Brief: Retype, without any change, the first line of the records and every line after it through the one containing "Geometry optimisation, DFT".

•••

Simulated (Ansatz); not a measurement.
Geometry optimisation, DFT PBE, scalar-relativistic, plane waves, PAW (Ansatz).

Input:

•••

Answer box:
Simulated (Ansatz); not a measurement.
Geometry optimisation, DFT PBE, scalar-relativistic, plane waves, PAW (Ansatz).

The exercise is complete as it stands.